- _Work task_
Reproduce all the data verbatim.

========================

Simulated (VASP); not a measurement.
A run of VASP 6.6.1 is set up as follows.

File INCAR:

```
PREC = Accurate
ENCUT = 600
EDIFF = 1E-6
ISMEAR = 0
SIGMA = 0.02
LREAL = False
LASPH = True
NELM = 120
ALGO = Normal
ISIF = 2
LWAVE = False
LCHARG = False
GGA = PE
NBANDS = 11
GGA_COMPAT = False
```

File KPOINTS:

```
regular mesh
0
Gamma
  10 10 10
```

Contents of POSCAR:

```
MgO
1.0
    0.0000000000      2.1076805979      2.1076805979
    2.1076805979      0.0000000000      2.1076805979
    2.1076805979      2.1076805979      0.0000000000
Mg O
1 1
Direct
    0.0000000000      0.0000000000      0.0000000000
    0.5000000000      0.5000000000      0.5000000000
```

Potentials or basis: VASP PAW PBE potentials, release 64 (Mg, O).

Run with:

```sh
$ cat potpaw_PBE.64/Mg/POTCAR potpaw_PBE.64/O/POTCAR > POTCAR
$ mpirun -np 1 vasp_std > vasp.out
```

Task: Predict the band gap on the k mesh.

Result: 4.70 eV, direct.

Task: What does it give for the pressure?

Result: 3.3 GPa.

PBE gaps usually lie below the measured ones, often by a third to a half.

========================

- _Response area_
Simulated (VASP); not a measurement.
A run of VASP 6.6.1 is set up as follows.

File INCAR:

```
PREC = Accurate
ENCUT = 600
EDIFF = 1E-6
ISMEAR = 0
SIGMA = 0.02
LREAL = False
LASPH = True
NELM = 120
ALGO = Normal
ISIF = 2
LWAVE = False
LCHARG = False
GGA = PE
NBANDS = 11
GGA_COMPAT = False
```

File KPOINTS:

```
regular mesh
0
Gamma
  10 10 10
```

Contents of POSCAR:

```
MgO
1.0
    0.0000000000      2.1076805979      2.1076805979
    2.1076805979      0.0000000000      2.1076805979
    2.1076805979      2.1076805979      0.0000000000
Mg O
1 1
Direct
    0.0000000000      0.0000000000      0.0000000000
    0.5000000000      0.5000000000      0.5000000000
```

Potentials or basis: VASP PAW PBE potentials, release 64 (Mg, O).

Run with:

```sh
$ cat potpaw_PBE.64/Mg/POTCAR potpaw_PBE.64/O/POTCAR > POTCAR
$ mpirun -np 1 vasp_std > vasp.out
```

Task: Predict the band gap on the k mesh.

Result: 4.70 eV, direct.

Task: What does it give for the pressure?

Result: 3.3 GPa.

PBE gaps usually lie below the measured ones, often by a third to a half.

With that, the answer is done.